Entries provided section start

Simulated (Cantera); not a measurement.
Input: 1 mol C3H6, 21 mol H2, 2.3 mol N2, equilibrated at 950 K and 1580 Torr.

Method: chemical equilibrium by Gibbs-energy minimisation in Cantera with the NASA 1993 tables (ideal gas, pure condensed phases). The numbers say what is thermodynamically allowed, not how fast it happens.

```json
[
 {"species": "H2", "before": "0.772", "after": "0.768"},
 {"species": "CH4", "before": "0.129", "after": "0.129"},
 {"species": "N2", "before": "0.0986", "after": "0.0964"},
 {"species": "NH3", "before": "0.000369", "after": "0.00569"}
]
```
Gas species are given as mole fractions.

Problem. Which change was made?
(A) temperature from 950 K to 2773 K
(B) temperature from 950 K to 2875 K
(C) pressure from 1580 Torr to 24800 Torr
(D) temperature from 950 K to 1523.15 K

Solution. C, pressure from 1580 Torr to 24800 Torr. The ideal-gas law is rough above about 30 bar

Entries provided section end

Task item:
"(C) pressure from 1580 Torr to 24800 Torr" marks the last line to print; print everything from the first line of the data through that line, unchanged, and nothing more.

Task answer:
Simulated (Cantera); not a measurement.
Input: 1 mol C3H6, 21 mol H2, 2.3 mol N2, equilibrated at 950 K and 1580 Torr.

Method: chemical equilibrium by Gibbs-energy minimisation in Cantera with the NASA 1993 tables (ideal gas, pure condensed phases). The numbers say what is thermodynamically allowed, not how fast it happens.

```json
[
 {"species": "H2", "before": "0.772", "after": "0.768"},
 {"species": "CH4", "before": "0.129", "after": "0.129"},
 {"species": "N2", "before": "0.0986", "after": "0.0964"},
 {"species": "NH3", "before": "0.000369", "after": "0.00569"}
]
```
Gas species are given as mole fractions.

Problem. Which change was made?
(A) temperature from 950 K to 2773 K
(B) temperature from 950 K to 2875 K
(C) pressure from 1580 Torr to 24800 Torr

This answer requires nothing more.